- Work task:
With every mark kept, transcribe all of the records.

- - - - - - -

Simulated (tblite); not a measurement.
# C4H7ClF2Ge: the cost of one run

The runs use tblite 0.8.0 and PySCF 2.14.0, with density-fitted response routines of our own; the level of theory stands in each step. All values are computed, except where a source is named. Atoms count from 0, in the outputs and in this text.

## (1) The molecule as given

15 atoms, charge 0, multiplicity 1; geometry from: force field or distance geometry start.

- - - - - - -

- Exercise output:
Simulated (tblite); not a measurement.
# C4H7ClF2Ge: the cost of one run

The runs use tblite 0.8.0 and PySCF 2.14.0, with density-fitted response routines of our own; the level of theory stands in each step. All values are computed, except where a source is named. Atoms count from 0, in the outputs and in this text.

## (1) The molecule as given

15 atoms, charge 0, multiplicity 1; geometry from: force field or distance geometry start.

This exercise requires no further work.